_BRIEF_
Copy exactly, please, each line of the data below until the line that contains "At the start: pressure" has been copied, beginning at the top.

DATASET below:
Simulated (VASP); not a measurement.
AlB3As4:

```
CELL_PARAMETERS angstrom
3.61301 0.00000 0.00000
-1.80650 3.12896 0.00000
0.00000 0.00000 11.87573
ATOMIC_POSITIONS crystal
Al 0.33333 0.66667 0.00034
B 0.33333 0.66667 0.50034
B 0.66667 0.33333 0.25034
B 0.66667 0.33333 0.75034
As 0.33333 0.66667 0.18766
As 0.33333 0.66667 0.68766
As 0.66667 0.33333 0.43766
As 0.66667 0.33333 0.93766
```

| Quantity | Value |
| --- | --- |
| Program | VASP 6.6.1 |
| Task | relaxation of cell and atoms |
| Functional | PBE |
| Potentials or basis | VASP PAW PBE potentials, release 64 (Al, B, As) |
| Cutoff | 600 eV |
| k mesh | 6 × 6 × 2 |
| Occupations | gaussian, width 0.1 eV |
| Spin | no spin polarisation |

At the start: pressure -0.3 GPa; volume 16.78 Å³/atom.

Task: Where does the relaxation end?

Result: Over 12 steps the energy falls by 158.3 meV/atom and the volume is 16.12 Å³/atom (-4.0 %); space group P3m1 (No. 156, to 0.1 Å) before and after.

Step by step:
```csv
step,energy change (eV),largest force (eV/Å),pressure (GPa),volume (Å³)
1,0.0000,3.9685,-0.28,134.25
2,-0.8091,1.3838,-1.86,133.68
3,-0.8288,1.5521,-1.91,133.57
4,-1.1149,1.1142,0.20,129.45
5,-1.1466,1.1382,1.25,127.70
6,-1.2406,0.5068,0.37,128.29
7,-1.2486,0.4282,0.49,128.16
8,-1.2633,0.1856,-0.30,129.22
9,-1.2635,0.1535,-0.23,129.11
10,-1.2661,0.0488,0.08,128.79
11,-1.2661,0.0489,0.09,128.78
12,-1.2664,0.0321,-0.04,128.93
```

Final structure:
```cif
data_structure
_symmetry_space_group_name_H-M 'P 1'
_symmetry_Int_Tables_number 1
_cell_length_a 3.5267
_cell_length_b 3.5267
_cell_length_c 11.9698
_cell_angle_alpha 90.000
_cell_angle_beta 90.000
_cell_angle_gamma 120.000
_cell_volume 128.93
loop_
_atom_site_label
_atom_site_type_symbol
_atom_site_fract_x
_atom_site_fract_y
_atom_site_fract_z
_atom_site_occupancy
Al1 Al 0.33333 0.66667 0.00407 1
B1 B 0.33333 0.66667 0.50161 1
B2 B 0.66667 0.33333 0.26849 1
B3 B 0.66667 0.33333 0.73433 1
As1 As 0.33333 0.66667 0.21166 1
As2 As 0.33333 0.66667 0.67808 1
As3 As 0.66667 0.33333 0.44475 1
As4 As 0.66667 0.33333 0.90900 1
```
End of DATASET.

_ANSWER BOX_
Simulated (VASP); not a measurement.
AlB3As4:

```
CELL_PARAMETERS angstrom
3.61301 0.00000 0.00000
-1.80650 3.12896 0.00000
0.00000 0.00000 11.87573
ATOMIC_POSITIONS crystal
Al 0.33333 0.66667 0.00034
B 0.33333 0.66667 0.50034
B 0.66667 0.33333 0.25034
B 0.66667 0.33333 0.75034
As 0.33333 0.66667 0.18766
As 0.33333 0.66667 0.68766
As 0.66667 0.33333 0.43766
As 0.66667 0.33333 0.93766
```

| Quantity | Value |
| --- | --- |
| Program | VASP 6.6.1 |
| Task | relaxation of cell and atoms |
| Functional | PBE |
| Potentials or basis | VASP PAW PBE potentials, release 64 (Al, B, As) |
| Cutoff | 600 eV |
| k mesh | 6 × 6 × 2 |
| Occupations | gaussian, width 0.1 eV |
| Spin | no spin polarisation |

At the start: pressure -0.3 GPa; volume 16.78 Å³/atom.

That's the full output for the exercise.